### Extracted material

>>>>

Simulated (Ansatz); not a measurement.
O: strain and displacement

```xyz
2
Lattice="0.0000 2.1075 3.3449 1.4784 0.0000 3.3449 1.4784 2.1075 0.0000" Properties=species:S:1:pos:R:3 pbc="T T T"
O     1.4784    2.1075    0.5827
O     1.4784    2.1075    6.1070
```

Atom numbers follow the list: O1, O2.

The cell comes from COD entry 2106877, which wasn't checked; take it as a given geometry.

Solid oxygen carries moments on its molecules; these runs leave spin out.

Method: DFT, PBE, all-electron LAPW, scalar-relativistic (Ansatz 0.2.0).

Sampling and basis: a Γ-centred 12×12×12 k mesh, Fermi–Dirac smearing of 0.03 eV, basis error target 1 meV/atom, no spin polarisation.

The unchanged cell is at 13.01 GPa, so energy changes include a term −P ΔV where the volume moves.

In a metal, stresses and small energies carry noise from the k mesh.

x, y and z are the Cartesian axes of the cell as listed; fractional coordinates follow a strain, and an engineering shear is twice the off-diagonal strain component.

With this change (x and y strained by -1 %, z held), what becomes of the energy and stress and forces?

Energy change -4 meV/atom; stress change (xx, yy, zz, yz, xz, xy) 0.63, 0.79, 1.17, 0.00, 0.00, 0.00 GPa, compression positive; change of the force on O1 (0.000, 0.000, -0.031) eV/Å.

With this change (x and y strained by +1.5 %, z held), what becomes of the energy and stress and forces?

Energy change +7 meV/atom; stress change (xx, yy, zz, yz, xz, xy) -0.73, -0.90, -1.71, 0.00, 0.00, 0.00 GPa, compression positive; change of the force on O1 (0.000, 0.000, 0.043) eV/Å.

<<<<

If a line comes after the one that contains "With this change (x and y strained by +1.5", leave it out; return every line of the entries up to that point exactly, starting with the first, with that line included.

Simulated (Ansatz); not a measurement.
O: strain and displacement

```xyz
2
Lattice="0.0000 2.1075 3.3449 1.4784 0.0000 3.3449 1.4784 2.1075 0.0000" Properties=species:S:1:pos:R:3 pbc="T T T"
O     1.4784    2.1075    0.5827
O     1.4784    2.1075    6.1070
```

Atom numbers follow the list: O1, O2.

The cell comes from COD entry 2106877, which wasn't checked; take it as a given geometry.

Solid oxygen carries moments on its molecules; these runs leave spin out.

Method: DFT, PBE, all-electron LAPW, scalar-relativistic (Ansatz 0.2.0).

Sampling and basis: a Γ-centred 12×12×12 k mesh, Fermi–Dirac smearing of 0.03 eV, basis error target 1 meV/atom, no spin polarisation.

The unchanged cell is at 13.01 GPa, so energy changes include a term −P ΔV where the volume moves.

In a metal, stresses and small energies carry noise from the k mesh.

x, y and z are the Cartesian axes of the cell as listed; fractional coordinates follow a strain, and an engineering shear is twice the off-diagonal strain component.

With this change (x and y strained by -1 %, z held), what becomes of the energy and stress and forces?

Energy change -4 meV/atom; stress change (xx, yy, zz, yz, xz, xy) 0.63, 0.79, 1.17, 0.00, 0.00, 0.00 GPa, compression positive; change of the force on O1 (0.000, 0.000, -0.031) eV/Å.

With this change (x and y strained by +1.5 %, z held), what becomes of the energy and stress and forces?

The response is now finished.